▶ Extracted information:
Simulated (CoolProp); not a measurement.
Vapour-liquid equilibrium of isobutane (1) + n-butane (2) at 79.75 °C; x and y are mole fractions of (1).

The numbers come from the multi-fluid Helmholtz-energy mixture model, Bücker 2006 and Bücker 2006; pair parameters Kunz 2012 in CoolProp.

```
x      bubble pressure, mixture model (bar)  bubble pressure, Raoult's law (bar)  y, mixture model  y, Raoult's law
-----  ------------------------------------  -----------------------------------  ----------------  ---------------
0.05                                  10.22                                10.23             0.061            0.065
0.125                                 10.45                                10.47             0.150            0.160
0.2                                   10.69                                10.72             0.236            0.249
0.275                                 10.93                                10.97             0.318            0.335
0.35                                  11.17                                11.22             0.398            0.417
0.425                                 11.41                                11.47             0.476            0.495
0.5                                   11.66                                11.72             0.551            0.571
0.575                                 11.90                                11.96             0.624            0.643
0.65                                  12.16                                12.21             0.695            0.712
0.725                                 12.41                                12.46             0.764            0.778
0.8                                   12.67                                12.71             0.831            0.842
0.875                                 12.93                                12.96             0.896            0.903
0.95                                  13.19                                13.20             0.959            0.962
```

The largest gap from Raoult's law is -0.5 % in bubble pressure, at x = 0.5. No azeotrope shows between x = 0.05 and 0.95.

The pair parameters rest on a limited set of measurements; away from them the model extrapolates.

▶ Work item: All of the material above needs to be retyped word for word.

▶ Written answer:
Simulated (CoolProp); not a measurement.
Vapour-liquid equilibrium of isobutane (1) + n-butane (2) at 79.75 °C; x and y are mole fractions of (1).

The numbers come from the multi-fluid Helmholtz-energy mixture model, Bücker 2006 and Bücker 2006; pair parameters Kunz 2012 in CoolProp.

```
x      bubble pressure, mixture model (bar)  bubble pressure, Raoult's law (bar)  y, mixture model  y, Raoult's law
-----  ------------------------------------  -----------------------------------  ----------------  ---------------
0.05                                  10.22                                10.23             0.061            0.065
0.125                                 10.45                                10.47             0.150            0.160
0.2                                   10.69                                10.72             0.236            0.249
0.275                                 10.93                                10.97             0.318            0.335
0.35                                  11.17                                11.22             0.398            0.417
0.425                                 11.41                                11.47             0.476            0.495
0.5                                   11.66                                11.72             0.551            0.571
0.575                                 11.90                                11.96             0.624            0.643
0.65                                  12.16                                12.21             0.695            0.712
0.725                                 12.41                                12.46             0.764            0.778
0.8                                   12.67                                12.71             0.831            0.842
0.875                                 12.93                                12.96             0.896            0.903
0.95                                  13.19                                13.20             0.959            0.962
```

The largest gap from Raoult's law is -0.5 % in bubble pressure, at x = 0.5. No azeotrope shows between x = 0.05 and 0.95.

The pair parameters rest on a limited set of measurements; away from them the model extrapolates.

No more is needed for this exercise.